#### Exercise
The lines from the start of the data through the line with "## (2) G0W0 quasiparticle levels, PBE0" are to be returned verbatim; all later lines are to be omitted.

--------------------------------

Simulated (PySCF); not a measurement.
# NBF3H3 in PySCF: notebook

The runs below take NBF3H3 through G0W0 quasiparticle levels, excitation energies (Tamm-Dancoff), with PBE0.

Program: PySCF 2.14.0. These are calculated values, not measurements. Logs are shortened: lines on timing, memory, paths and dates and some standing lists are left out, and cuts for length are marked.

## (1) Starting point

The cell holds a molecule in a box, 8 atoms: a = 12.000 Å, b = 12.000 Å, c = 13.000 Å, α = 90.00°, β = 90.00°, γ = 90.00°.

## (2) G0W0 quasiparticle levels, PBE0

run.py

--------------------------------

#### Response area
Simulated (PySCF); not a measurement.
# NBF3H3 in PySCF: notebook

The runs below take NBF3H3 through G0W0 quasiparticle levels, excitation energies (Tamm-Dancoff), with PBE0.

Program: PySCF 2.14.0. These are calculated values, not measurements. Logs are shortened: lines on timing, memory, paths and dates and some standing lists are left out, and cuts for length are marked.

## (1) Starting point

The cell holds a molecule in a box, 8 atoms: a = 12.000 Å, b = 12.000 Å, c = 13.000 Å, α = 90.00°, β = 90.00°, γ = 90.00°.

## (2) G0W0 quasiparticle levels, PBE0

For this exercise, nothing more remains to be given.